The records sit below this line. Repeat all of them exactly.

_____

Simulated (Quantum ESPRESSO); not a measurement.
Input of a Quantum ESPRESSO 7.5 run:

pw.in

_____

### Task solution:
Simulated (Quantum ESPRESSO); not a measurement.
Input of a Quantum ESPRESSO 7.5 run:

pw.in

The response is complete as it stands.